WORK ORDER = Write out again, exactly, the lines below starting at the one with "# C2H6LiO, charge" and ending at the one with "Level of theory: TPSS/def2-SVPD".

SOURCE DATA =
--

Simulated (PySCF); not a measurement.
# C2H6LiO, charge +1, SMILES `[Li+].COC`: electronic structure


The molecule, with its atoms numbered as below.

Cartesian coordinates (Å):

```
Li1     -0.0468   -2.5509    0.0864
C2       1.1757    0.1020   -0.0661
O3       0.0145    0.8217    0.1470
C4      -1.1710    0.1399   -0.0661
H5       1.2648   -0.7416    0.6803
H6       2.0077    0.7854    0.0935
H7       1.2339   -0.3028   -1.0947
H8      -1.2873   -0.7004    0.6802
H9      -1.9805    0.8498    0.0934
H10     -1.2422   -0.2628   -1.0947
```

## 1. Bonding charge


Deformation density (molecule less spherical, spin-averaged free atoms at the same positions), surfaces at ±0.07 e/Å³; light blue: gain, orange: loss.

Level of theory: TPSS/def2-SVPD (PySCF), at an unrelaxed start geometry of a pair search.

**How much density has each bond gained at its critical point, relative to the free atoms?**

--

ANSWER SPACE =
# C2H6LiO, charge +1, SMILES `[Li+].COC`: electronic structure


The molecule, with its atoms numbered as below.

Cartesian coordinates (Å):

```
Li1     -0.0468   -2.5509    0.0864
C2       1.1757    0.1020   -0.0661
O3       0.0145    0.8217    0.1470
C4      -1.1710    0.1399   -0.0661
H5       1.2648   -0.7416    0.6803
H6       2.0077    0.7854    0.0935
H7       1.2339   -0.3028   -1.0947
H8      -1.2873   -0.7004    0.6802
H9      -1.9805    0.8498    0.0934
H10     -1.2422   -0.2628   -1.0947
```

## 1. Bonding charge


Deformation density (molecule less spherical, spin-averaged free atoms at the same positions), surfaces at ±0.07 e/Å³; light blue: gain, orange: loss.

Level of theory: TPSS/def2-SVPD (PySCF), at an unrelaxed start geometry of a pair search.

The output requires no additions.